• [REQUIRED ACTION] Retype the records exactly, with nothing added or dropped.

........

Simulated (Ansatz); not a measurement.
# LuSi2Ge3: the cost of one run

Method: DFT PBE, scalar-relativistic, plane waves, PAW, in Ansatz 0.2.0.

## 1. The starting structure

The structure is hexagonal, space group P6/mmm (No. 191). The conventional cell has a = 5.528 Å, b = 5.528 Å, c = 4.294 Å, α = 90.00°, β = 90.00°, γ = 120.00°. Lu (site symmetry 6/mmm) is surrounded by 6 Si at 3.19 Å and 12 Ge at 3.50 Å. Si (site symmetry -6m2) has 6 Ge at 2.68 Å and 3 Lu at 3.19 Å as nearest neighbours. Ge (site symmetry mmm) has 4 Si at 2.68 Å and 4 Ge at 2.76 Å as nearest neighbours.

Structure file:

........

• [REPLY]
Simulated (Ansatz); not a measurement.
# LuSi2Ge3: the cost of one run

Method: DFT PBE, scalar-relativistic, plane waves, PAW, in Ansatz 0.2.0.

## 1. The starting structure

The structure is hexagonal, space group P6/mmm (No. 191). The conventional cell has a = 5.528 Å, b = 5.528 Å, c = 4.294 Å, α = 90.00°, β = 90.00°, γ = 120.00°. Lu (site symmetry 6/mmm) is surrounded by 6 Si at 3.19 Å and 12 Ge at 3.50 Å. Si (site symmetry -6m2) has 6 Ge at 2.68 Å and 3 Lu at 3.19 Å as nearest neighbours. Ge (site symmetry mmm) has 4 Si at 2.68 Å and 4 Ge at 2.76 Å as nearest neighbours.

Structure file:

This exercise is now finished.